▸ Material provided:
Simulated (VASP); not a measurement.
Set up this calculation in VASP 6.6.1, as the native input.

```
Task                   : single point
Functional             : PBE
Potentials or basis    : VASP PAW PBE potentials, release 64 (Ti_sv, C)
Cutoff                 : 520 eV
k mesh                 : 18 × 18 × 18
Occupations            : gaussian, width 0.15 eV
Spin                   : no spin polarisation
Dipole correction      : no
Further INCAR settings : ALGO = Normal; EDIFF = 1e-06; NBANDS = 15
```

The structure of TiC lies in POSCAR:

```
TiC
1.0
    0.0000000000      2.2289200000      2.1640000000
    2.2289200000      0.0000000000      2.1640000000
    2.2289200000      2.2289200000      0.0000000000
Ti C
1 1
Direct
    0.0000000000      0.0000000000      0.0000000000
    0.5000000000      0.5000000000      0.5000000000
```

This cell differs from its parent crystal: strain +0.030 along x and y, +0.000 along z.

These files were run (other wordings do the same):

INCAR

▸ Required action: Line by line, reproduce the data exactly.

▸ Task answer:
Simulated (VASP); not a measurement.
Set up this calculation in VASP 6.6.1, as the native input.

```
Task                   : single point
Functional             : PBE
Potentials or basis    : VASP PAW PBE potentials, release 64 (Ti_sv, C)
Cutoff                 : 520 eV
k mesh                 : 18 × 18 × 18
Occupations            : gaussian, width 0.15 eV
Spin                   : no spin polarisation
Dipole correction      : no
Further INCAR settings : ALGO = Normal; EDIFF = 1e-06; NBANDS = 15
```

The structure of TiC lies in POSCAR:

```
TiC
1.0
    0.0000000000      2.2289200000      2.1640000000
    2.2289200000      0.0000000000      2.1640000000
    2.2289200000      2.2289200000      0.0000000000
Ti C
1 1
Direct
    0.0000000000      0.0000000000      0.0000000000
    0.5000000000      0.5000000000      0.5000000000
```

This cell differs from its parent crystal: strain +0.030 along x and y, +0.000 along z.

These files were run (other wordings do the same):

INCAR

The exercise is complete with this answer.